## Work task:
Among the records that follow, set down only the lines from the one containing "0.0552 | 9.348 |" to the one containing "Asked: what is", both included, exactly.

## Given entries:
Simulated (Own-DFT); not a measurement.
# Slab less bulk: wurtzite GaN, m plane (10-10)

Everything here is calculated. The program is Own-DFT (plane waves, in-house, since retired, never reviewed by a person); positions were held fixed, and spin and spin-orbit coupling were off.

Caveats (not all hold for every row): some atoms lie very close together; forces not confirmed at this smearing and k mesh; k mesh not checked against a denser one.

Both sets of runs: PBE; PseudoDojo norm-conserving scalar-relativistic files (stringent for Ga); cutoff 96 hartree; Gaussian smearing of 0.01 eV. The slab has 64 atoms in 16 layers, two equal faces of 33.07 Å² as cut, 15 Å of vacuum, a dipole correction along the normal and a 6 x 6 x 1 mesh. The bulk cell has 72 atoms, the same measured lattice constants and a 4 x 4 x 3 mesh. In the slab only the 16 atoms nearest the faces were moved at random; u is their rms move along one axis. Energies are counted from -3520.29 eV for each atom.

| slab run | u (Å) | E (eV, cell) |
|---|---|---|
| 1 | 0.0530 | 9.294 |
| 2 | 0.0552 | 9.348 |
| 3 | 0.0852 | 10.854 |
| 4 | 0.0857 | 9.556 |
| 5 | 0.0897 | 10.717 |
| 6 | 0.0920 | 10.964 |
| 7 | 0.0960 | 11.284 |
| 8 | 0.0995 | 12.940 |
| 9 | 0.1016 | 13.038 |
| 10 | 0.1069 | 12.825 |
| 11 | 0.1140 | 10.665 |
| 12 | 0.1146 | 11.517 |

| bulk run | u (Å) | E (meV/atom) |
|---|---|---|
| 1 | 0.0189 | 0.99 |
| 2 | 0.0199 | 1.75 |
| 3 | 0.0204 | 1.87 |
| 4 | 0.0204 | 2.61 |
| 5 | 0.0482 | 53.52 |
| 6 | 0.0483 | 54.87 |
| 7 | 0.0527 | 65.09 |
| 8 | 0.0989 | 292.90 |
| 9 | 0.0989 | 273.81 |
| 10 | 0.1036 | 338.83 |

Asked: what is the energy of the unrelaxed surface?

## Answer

## Written answer:
| 2 | 0.0552 | 9.348 |
| 3 | 0.0852 | 10.854 |
| 4 | 0.0857 | 9.556 |
| 5 | 0.0897 | 10.717 |
| 6 | 0.0920 | 10.964 |
| 7 | 0.0960 | 11.284 |
| 8 | 0.0995 | 12.940 |
| 9 | 0.1016 | 13.038 |
| 10 | 0.1069 | 12.825 |
| 11 | 0.1140 | 10.665 |
| 12 | 0.1146 | 11.517 |

| bulk run | u (Å) | E (meV/atom) |
|---|---|---|
| 1 | 0.0189 | 0.99 |
| 2 | 0.0199 | 1.75 |
| 3 | 0.0204 | 1.87 |
| 4 | 0.0204 | 2.61 |
| 5 | 0.0482 | 53.52 |
| 6 | 0.0483 | 54.87 |
| 7 | 0.0527 | 65.09 |
| 8 | 0.0989 | 292.90 |
| 9 | 0.0989 | 273.81 |
| 10 | 0.1036 | 338.83 |

Asked: what is the energy of the unrelaxed surface?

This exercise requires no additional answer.